Start of Material shown

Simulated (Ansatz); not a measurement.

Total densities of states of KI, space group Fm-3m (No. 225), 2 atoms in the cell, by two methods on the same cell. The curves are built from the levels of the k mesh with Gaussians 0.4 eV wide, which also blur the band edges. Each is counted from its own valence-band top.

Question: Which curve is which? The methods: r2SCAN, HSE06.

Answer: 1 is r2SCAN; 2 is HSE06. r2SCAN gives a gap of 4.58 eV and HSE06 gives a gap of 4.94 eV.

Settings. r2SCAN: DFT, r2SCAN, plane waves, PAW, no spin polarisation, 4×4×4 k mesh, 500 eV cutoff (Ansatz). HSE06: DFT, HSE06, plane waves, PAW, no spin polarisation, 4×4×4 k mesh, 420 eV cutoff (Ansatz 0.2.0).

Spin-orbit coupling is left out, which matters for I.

End of Material shown

* Requirement
What are the lines, exactly as written above, from the line with "Question: Which curve" to the line with "Settings. r2SCAN: DFT, r2SCAN, plane", both included? Output only those.

* Exercise response
Question: Which curve is which? The methods: r2SCAN, HSE06.

Answer: 1 is r2SCAN; 2 is HSE06. r2SCAN gives a gap of 4.58 eV and HSE06 gives a gap of 4.94 eV.

Settings. r2SCAN: DFT, r2SCAN, plane waves, PAW, no spin polarisation, 4×4×4 k mesh, 500 eV cutoff (Ansatz). HSE06: DFT, HSE06, plane waves, PAW, no spin polarisation, 4×4×4 k mesh, 420 eV cutoff (Ansatz 0.2.0).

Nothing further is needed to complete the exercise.